%%

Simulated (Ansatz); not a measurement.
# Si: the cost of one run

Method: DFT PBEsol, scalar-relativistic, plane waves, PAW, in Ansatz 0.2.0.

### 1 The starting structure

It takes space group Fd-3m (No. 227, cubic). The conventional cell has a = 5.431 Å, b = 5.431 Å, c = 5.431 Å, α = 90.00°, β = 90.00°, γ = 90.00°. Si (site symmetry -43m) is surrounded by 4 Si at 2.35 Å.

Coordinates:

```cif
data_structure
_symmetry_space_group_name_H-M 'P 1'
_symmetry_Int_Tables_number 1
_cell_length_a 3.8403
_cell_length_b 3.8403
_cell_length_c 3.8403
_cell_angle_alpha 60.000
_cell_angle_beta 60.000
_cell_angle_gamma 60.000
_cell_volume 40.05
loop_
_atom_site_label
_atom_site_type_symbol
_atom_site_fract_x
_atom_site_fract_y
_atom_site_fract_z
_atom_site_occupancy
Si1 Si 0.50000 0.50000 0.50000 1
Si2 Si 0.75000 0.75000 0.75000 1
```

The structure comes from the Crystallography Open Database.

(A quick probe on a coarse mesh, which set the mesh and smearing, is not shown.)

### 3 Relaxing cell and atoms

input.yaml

%%

### Exercise
Write the entries out once more, exactly as they appear.

### Task solution
Simulated (Ansatz); not a measurement.
# Si: the cost of one run

Method: DFT PBEsol, scalar-relativistic, plane waves, PAW, in Ansatz 0.2.0.

### 1 The starting structure

It takes space group Fd-3m (No. 227, cubic). The conventional cell has a = 5.431 Å, b = 5.431 Å, c = 5.431 Å, α = 90.00°, β = 90.00°, γ = 90.00°. Si (site symmetry -43m) is surrounded by 4 Si at 2.35 Å.

Coordinates:

```cif
data_structure
_symmetry_space_group_name_H-M 'P 1'
_symmetry_Int_Tables_number 1
_cell_length_a 3.8403
_cell_length_b 3.8403
_cell_length_c 3.8403
_cell_angle_alpha 60.000
_cell_angle_beta 60.000
_cell_angle_gamma 60.000
_cell_volume 40.05
loop_
_atom_site_label
_atom_site_type_symbol
_atom_site_fract_x
_atom_site_fract_y
_atom_site_fract_z
_atom_site_occupancy
Si1 Si 0.50000 0.50000 0.50000 1
Si2 Si 0.75000 0.75000 0.75000 1
```

The structure comes from the Crystallography Open Database.

(A quick probe on a coarse mesh, which set the mesh and smearing, is not shown.)

### 3 Relaxing cell and atoms

input.yaml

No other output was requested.